■ **Exercise**
Write out, word for word, only the data from its first line to the line containing "4.56 | 11.05 |".

■ **Entries supplied**
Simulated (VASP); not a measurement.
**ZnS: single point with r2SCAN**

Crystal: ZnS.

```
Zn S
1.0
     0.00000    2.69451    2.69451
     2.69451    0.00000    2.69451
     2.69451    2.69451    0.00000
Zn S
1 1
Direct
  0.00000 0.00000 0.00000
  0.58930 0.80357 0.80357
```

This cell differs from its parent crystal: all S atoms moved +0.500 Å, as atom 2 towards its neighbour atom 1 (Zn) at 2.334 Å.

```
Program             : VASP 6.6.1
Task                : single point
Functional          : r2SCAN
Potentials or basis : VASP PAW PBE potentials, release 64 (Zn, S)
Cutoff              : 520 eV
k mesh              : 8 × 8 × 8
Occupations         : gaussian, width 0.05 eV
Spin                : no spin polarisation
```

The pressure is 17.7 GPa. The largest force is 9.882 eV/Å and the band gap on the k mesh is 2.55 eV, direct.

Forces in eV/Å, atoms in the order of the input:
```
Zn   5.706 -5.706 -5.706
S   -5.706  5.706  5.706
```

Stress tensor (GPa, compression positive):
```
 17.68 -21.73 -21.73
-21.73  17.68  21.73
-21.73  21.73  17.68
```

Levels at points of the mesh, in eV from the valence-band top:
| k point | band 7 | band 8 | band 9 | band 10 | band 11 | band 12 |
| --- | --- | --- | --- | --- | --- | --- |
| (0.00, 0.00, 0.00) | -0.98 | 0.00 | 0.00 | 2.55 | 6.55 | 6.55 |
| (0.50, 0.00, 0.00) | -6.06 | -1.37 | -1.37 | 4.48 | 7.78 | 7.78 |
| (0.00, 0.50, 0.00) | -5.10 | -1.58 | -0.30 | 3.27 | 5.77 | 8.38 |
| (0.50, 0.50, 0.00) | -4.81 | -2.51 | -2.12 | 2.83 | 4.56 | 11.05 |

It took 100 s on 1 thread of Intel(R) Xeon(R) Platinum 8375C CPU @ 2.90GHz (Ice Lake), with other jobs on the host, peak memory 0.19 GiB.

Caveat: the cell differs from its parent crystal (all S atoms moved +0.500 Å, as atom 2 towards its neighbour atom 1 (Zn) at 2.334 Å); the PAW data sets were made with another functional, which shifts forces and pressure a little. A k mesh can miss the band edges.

■ **Exercise solution**
Simulated (VASP); not a measurement.
**ZnS: single point with r2SCAN**

Crystal: ZnS.

```
Zn S
1.0
     0.00000    2.69451    2.69451
     2.69451    0.00000    2.69451
     2.69451    2.69451    0.00000
Zn S
1 1
Direct
  0.00000 0.00000 0.00000
  0.58930 0.80357 0.80357
```

This cell differs from its parent crystal: all S atoms moved +0.500 Å, as atom 2 towards its neighbour atom 1 (Zn) at 2.334 Å.

```
Program             : VASP 6.6.1
Task                : single point
Functional          : r2SCAN
Potentials or basis : VASP PAW PBE potentials, release 64 (Zn, S)
Cutoff              : 520 eV
k mesh              : 8 × 8 × 8
Occupations         : gaussian, width 0.05 eV
Spin                : no spin polarisation
```

The pressure is 17.7 GPa. The largest force is 9.882 eV/Å and the band gap on the k mesh is 2.55 eV, direct.

Forces in eV/Å, atoms in the order of the input:
```
Zn   5.706 -5.706 -5.706
S   -5.706  5.706  5.706
```

Stress tensor (GPa, compression positive):
```
 17.68 -21.73 -21.73
-21.73  17.68  21.73
-21.73  21.73  17.68
```

Levels at points of the mesh, in eV from the valence-band top:
| k point | band 7 | band 8 | band 9 | band 10 | band 11 | band 12 |
| --- | --- | --- | --- | --- | --- | --- |
| (0.00, 0.00, 0.00) | -0.98 | 0.00 | 0.00 | 2.55 | 6.55 | 6.55 |
| (0.50, 0.00, 0.00) | -6.06 | -1.37 | -1.37 | 4.48 | 7.78 | 7.78 |
| (0.00, 0.50, 0.00) | -5.10 | -1.58 | -0.30 | 3.27 | 5.77 | 8.38 |
| (0.50, 0.50, 0.00) | -4.81 | -2.51 | -2.12 | 2.83 | 4.56 | 11.05 |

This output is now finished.